» Required action: Only the lines from the opening of the material through the one containing "An exercise on" should be reproduced, each exactly as it stands.

» Dataset records:
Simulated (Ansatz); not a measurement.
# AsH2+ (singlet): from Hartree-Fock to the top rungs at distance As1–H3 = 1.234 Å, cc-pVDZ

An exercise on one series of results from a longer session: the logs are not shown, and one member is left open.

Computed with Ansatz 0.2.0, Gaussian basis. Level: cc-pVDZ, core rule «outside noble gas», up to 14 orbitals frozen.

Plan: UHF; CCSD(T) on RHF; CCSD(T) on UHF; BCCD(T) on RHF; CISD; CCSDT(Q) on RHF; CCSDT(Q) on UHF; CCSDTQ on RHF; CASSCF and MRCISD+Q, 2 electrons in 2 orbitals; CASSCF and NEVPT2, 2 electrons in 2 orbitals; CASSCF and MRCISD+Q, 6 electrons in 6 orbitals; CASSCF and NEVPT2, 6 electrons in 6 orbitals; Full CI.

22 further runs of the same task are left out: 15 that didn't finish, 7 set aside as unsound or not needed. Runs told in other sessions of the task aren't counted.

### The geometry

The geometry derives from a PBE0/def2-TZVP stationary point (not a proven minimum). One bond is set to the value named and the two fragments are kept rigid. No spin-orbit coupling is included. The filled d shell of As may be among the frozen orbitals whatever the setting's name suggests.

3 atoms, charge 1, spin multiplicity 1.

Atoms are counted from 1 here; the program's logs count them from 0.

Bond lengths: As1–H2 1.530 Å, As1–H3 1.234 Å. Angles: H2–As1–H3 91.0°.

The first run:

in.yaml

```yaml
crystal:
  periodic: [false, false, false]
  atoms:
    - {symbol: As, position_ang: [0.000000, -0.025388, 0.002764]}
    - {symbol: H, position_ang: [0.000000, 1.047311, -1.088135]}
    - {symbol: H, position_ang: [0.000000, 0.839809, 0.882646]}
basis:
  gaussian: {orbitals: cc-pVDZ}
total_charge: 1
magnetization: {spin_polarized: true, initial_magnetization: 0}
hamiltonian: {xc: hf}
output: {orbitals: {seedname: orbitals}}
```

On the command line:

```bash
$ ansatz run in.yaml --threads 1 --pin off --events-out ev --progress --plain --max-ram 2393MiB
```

» Your solution:
Simulated (Ansatz); not a measurement.
# AsH2+ (singlet): from Hartree-Fock to the top rungs at distance As1–H3 = 1.234 Å, cc-pVDZ

An exercise on one series of results from a longer session: the logs are not shown, and one member is left open.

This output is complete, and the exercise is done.